Task item – Each line below should be quoted exactly, please.

Dataset content –
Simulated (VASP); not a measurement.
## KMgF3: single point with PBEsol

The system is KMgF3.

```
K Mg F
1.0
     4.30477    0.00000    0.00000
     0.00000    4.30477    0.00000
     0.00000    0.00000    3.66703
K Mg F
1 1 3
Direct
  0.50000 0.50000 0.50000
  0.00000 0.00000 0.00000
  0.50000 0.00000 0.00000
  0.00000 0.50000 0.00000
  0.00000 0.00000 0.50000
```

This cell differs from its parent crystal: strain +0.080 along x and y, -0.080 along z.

Your response –
Simulated (VASP); not a measurement.
## KMgF3: single point with PBEsol

The system is KMgF3.

```
K Mg F
1.0
     4.30477    0.00000    0.00000
     0.00000    4.30477    0.00000
     0.00000    0.00000    3.66703
K Mg F
1 1 3
Direct
  0.50000 0.50000 0.50000
  0.00000 0.00000 0.00000
  0.50000 0.00000 0.00000
  0.00000 0.50000 0.00000
  0.00000 0.00000 0.50000
```

This cell differs from its parent crystal: strain +0.080 along x and y, -0.080 along z.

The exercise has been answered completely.